* ACTION ITEM *
Output the data below line for line, exactly, up to and including the line where "Feed: 1 mol" appears.

####################

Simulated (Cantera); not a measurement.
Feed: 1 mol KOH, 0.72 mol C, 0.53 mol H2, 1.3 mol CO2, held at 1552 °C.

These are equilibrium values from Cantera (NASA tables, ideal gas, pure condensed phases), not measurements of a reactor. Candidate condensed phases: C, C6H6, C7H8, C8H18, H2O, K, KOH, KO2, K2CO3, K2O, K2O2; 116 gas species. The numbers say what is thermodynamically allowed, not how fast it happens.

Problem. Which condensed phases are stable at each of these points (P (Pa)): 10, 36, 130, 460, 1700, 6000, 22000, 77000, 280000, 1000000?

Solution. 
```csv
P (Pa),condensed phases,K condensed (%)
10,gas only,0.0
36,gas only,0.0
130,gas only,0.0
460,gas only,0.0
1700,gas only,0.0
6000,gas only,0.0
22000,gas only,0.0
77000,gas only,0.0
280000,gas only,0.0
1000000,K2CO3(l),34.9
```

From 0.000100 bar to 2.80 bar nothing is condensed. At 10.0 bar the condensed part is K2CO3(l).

####################

* EXERCISE ANSWER *
Simulated (Cantera); not a measurement.
Feed: 1 mol KOH, 0.72 mol C, 0.53 mol H2, 1.3 mol CO2, held at 1552 °C.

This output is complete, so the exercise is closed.